### ACTION ITEM
Reproduce precisely the lines of the listing below, starting with the line that contains "withheld; supply them." and stopping after the line that contains "Totals compare only"; include nothing else.

### PROVIDED INFORMATION
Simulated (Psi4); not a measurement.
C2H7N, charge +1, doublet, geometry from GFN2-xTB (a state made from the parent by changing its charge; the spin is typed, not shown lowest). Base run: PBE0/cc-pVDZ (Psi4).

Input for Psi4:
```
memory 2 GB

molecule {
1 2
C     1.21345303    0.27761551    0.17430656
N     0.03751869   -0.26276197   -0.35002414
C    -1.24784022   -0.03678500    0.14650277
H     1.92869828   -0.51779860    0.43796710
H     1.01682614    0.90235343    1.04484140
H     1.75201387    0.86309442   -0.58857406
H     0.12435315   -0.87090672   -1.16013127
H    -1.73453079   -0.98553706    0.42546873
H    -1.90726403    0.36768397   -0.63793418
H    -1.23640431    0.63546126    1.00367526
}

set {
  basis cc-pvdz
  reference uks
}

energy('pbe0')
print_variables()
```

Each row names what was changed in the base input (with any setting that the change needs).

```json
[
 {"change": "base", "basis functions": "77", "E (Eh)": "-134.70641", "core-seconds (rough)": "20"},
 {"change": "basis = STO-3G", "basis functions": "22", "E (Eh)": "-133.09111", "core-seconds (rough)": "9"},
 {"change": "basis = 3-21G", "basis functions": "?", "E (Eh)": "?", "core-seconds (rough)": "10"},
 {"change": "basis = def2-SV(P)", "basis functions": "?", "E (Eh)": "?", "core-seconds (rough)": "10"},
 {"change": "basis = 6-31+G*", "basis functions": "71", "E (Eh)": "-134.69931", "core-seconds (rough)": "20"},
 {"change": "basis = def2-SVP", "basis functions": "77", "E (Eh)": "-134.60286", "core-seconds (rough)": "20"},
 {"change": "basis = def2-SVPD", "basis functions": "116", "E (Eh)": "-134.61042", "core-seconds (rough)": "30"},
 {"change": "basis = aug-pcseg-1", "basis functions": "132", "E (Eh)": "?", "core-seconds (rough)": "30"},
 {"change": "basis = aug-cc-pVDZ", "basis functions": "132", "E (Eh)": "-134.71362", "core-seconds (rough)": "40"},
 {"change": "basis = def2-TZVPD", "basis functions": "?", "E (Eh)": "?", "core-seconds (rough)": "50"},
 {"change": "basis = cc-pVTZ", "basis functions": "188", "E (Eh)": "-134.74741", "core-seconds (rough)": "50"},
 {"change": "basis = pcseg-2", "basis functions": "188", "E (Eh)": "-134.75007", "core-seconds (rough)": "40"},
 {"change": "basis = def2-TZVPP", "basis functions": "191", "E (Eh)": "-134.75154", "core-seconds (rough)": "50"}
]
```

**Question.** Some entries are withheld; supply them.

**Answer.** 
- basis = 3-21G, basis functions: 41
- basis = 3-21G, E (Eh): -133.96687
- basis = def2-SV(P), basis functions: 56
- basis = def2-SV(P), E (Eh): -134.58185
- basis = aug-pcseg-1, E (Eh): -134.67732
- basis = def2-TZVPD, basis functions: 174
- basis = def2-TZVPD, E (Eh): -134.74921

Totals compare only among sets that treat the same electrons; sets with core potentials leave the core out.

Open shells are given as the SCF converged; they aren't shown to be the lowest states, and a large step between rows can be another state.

### TASK SOLUTION
**Question.** Some entries are withheld; supply them.

**Answer.** 
- basis = 3-21G, basis functions: 41
- basis = 3-21G, E (Eh): -133.96687
- basis = def2-SV(P), basis functions: 56
- basis = def2-SV(P), E (Eh): -134.58185
- basis = aug-pcseg-1, E (Eh): -134.67732
- basis = def2-TZVPD, basis functions: 174
- basis = def2-TZVPD, E (Eh): -134.74921

Totals compare only among sets that treat the same electrons; sets with core potentials leave the core out.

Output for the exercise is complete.